## Exercise
Please retype, unchanged, each line from the top of the material below through the line where "7.47 | 7.47 |" appears.

_____

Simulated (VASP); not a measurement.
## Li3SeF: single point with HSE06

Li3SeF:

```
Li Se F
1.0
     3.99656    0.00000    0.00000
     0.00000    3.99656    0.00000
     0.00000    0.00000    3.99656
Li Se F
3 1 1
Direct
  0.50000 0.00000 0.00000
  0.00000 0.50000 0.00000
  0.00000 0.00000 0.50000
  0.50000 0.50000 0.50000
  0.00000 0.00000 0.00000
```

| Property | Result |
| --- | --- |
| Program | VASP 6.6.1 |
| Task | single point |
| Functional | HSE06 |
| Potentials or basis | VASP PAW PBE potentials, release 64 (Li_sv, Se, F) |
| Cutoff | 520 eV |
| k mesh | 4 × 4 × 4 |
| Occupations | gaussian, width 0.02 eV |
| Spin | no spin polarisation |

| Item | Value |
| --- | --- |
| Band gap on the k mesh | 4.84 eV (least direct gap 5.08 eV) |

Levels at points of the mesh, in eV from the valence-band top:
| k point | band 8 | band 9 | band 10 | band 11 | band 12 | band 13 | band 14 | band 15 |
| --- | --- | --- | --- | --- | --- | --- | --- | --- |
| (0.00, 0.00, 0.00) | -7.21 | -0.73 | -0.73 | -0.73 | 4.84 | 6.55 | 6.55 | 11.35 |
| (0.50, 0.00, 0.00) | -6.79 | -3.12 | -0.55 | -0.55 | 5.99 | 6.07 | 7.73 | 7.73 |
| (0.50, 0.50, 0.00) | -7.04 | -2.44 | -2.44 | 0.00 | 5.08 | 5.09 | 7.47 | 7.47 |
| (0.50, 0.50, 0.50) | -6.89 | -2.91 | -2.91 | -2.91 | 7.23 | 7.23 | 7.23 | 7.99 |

_____

## Worked solution
Simulated (VASP); not a measurement.
## Li3SeF: single point with HSE06

Li3SeF:

```
Li Se F
1.0
     3.99656    0.00000    0.00000
     0.00000    3.99656    0.00000
     0.00000    0.00000    3.99656
Li Se F
3 1 1
Direct
  0.50000 0.00000 0.00000
  0.00000 0.50000 0.00000
  0.00000 0.00000 0.50000
  0.50000 0.50000 0.50000
  0.00000 0.00000 0.00000
```

| Property | Result |
| --- | --- |
| Program | VASP 6.6.1 |
| Task | single point |
| Functional | HSE06 |
| Potentials or basis | VASP PAW PBE potentials, release 64 (Li_sv, Se, F) |
| Cutoff | 520 eV |
| k mesh | 4 × 4 × 4 |
| Occupations | gaussian, width 0.02 eV |
| Spin | no spin polarisation |

| Item | Value |
| --- | --- |
| Band gap on the k mesh | 4.84 eV (least direct gap 5.08 eV) |

Levels at points of the mesh, in eV from the valence-band top:
| k point | band 8 | band 9 | band 10 | band 11 | band 12 | band 13 | band 14 | band 15 |
| --- | --- | --- | --- | --- | --- | --- | --- | --- |
| (0.00, 0.00, 0.00) | -7.21 | -0.73 | -0.73 | -0.73 | 4.84 | 6.55 | 6.55 | 11.35 |
| (0.50, 0.00, 0.00) | -6.79 | -3.12 | -0.55 | -0.55 | 5.99 | 6.07 | 7.73 | 7.73 |
| (0.50, 0.50, 0.00) | -7.04 | -2.44 | -2.44 | 0.00 | 5.08 | 5.09 | 7.47 | 7.47 |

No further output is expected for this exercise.